WORK ITEM → Restate word for word the entries below, starting with the line with "On the selection" and continuing through the line with "## 1. The interlayer part alone". Include both of those lines and no others.

[Opening EXTRACTED INFORMATION section]
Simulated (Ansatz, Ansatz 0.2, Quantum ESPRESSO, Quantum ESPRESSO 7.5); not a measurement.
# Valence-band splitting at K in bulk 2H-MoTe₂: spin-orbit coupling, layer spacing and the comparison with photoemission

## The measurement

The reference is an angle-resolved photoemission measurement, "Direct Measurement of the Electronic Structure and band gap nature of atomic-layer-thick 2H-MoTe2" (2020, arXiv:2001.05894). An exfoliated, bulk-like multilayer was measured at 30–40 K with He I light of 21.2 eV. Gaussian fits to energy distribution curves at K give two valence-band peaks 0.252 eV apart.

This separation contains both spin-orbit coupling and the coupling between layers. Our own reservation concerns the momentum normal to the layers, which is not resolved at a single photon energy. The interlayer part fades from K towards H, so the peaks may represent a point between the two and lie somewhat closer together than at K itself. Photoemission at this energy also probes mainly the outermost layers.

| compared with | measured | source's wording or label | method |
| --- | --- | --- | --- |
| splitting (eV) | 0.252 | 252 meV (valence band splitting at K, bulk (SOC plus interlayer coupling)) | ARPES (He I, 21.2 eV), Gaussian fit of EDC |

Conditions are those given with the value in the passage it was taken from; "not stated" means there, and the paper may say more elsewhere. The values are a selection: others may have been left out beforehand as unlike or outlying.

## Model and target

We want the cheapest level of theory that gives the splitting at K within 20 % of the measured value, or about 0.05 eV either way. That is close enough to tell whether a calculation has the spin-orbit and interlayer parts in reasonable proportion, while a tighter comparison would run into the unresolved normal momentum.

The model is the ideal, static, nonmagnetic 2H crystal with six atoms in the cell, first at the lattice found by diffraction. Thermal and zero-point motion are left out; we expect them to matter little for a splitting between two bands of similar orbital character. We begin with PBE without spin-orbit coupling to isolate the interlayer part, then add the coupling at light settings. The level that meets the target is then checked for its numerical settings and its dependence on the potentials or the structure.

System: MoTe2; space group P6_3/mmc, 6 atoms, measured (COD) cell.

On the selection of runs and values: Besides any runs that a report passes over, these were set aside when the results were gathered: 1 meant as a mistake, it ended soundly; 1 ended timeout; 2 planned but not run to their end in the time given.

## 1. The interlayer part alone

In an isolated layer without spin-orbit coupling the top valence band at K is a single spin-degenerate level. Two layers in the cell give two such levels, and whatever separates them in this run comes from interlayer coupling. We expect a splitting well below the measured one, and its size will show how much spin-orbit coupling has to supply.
[Closing EXTRACTED INFORMATION section]

EXERCISE OUTPUT →
On the selection of runs and values: Besides any runs that a report passes over, these were set aside when the results were gathered: 1 meant as a mistake, it ended soundly; 1 ended timeout; 2 planned but not run to their end in the time given.

## 1. The interlayer part alone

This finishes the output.